▸ **ASSIGNMENT**:
Up to and including the line with "Output of a", please set down the entries below exactly, starting from the first line.

▸ **DATA RECORDS**:
::::::
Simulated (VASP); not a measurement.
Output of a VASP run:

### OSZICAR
::::::

▸ **RESPONSE AREA**:
Simulated (VASP); not a measurement.
Output of a VASP run:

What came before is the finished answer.